**LISTED RECORDS**

-.-.-

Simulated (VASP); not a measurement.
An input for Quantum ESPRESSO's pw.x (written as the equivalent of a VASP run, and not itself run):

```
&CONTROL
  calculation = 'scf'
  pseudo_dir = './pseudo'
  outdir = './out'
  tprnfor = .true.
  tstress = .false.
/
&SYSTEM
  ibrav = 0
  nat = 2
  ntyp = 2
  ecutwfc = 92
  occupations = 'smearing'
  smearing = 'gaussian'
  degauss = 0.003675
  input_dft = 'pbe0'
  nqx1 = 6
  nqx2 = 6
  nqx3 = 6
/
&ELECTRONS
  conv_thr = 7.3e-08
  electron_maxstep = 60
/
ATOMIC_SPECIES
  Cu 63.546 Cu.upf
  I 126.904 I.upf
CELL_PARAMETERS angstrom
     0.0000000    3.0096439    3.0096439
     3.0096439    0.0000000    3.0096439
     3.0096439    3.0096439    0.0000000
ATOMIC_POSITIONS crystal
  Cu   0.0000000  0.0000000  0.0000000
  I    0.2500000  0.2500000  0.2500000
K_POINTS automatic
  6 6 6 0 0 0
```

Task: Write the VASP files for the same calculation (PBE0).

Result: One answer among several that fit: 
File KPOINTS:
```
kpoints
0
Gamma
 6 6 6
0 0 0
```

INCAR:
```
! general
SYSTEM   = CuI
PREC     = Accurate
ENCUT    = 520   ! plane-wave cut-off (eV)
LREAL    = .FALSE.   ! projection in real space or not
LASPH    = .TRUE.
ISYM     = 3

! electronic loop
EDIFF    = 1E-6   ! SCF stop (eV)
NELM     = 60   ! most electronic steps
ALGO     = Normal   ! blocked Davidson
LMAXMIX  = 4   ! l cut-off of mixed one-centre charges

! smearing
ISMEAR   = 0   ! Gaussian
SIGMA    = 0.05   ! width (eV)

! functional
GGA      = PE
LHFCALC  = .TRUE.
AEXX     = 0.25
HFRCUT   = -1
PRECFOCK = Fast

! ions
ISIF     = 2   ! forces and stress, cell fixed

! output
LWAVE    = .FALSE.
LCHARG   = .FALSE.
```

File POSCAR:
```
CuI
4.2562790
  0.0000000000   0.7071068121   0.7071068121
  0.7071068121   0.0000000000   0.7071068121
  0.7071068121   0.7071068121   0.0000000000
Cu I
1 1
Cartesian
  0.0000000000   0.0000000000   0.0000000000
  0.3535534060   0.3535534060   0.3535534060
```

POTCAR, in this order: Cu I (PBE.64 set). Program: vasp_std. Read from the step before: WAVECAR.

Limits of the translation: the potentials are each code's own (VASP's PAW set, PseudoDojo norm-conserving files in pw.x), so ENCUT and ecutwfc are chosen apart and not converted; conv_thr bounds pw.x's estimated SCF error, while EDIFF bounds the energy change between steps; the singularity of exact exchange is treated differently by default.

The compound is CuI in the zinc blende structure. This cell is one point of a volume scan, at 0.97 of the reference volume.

-.-.-

**WORK REQUEST**
Return, please, the lines of the data from the first through the line containing "POTCAR, in this", both kept, exactly as they stand and nothing more.

**WRITTEN SOLUTION**
Simulated (VASP); not a measurement.
An input for Quantum ESPRESSO's pw.x (written as the equivalent of a VASP run, and not itself run):

```
&CONTROL
  calculation = 'scf'
  pseudo_dir = './pseudo'
  outdir = './out'
  tprnfor = .true.
  tstress = .false.
/
&SYSTEM
  ibrav = 0
  nat = 2
  ntyp = 2
  ecutwfc = 92
  occupations = 'smearing'
  smearing = 'gaussian'
  degauss = 0.003675
  input_dft = 'pbe0'
  nqx1 = 6
  nqx2 = 6
  nqx3 = 6
/
&ELECTRONS
  conv_thr = 7.3e-08
  electron_maxstep = 60
/
ATOMIC_SPECIES
  Cu 63.546 Cu.upf
  I 126.904 I.upf
CELL_PARAMETERS angstrom
     0.0000000    3.0096439    3.0096439
     3.0096439    0.0000000    3.0096439
     3.0096439    3.0096439    0.0000000
ATOMIC_POSITIONS crystal
  Cu   0.0000000  0.0000000  0.0000000
  I    0.2500000  0.2500000  0.2500000
K_POINTS automatic
  6 6 6 0 0 0
```

Task: Write the VASP files for the same calculation (PBE0).

Result: One answer among several that fit: 
File KPOINTS:
```
kpoints
0
Gamma
 6 6 6
0 0 0
```

INCAR:
```
! general
SYSTEM   = CuI
PREC     = Accurate
ENCUT    = 520   ! plane-wave cut-off (eV)
LREAL    = .FALSE.   ! projection in real space or not
LASPH    = .TRUE.
ISYM     = 3

! electronic loop
EDIFF    = 1E-6   ! SCF stop (eV)
NELM     = 60   ! most electronic steps
ALGO     = Normal   ! blocked Davidson
LMAXMIX  = 4   ! l cut-off of mixed one-centre charges

! smearing
ISMEAR   = 0   ! Gaussian
SIGMA    = 0.05   ! width (eV)

! functional
GGA      = PE
LHFCALC  = .TRUE.
AEXX     = 0.25
HFRCUT   = -1
PRECFOCK = Fast

! ions
ISIF     = 2   ! forces and stress, cell fixed

! output
LWAVE    = .FALSE.
LCHARG   = .FALSE.
```

File POSCAR:
```
CuI
4.2562790
  0.0000000000   0.7071068121   0.7071068121
  0.7071068121   0.0000000000   0.7071068121
  0.7071068121   0.7071068121   0.0000000000
Cu I
1 1
Cartesian
  0.0000000000   0.0000000000   0.0000000000
  0.3535534060   0.3535534060   0.3535534060
```

POTCAR, in this order: Cu I (PBE.64 set). Program: vasp_std. Read from the step before: WAVECAR.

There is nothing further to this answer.